++++
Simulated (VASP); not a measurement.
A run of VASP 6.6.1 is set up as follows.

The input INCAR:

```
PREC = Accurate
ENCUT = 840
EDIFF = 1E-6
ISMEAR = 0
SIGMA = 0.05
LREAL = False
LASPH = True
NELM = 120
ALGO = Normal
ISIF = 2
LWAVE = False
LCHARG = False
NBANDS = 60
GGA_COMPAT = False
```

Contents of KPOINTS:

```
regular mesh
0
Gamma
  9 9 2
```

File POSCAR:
++++

◆ **Work task**: Reproduce the listing above verbatim.

◆ **Answer space**:
Simulated (VASP); not a measurement.
A run of VASP 6.6.1 is set up as follows.

The input INCAR:

```
PREC = Accurate
ENCUT = 840
EDIFF = 1E-6
ISMEAR = 0
SIGMA = 0.05
LREAL = False
LASPH = True
NELM = 120
ALGO = Normal
ISIF = 2
LWAVE = False
LCHARG = False
NBANDS = 60
GGA_COMPAT = False
```

Contents of KPOINTS:

```
regular mesh
0
Gamma
  9 9 2
```

File POSCAR:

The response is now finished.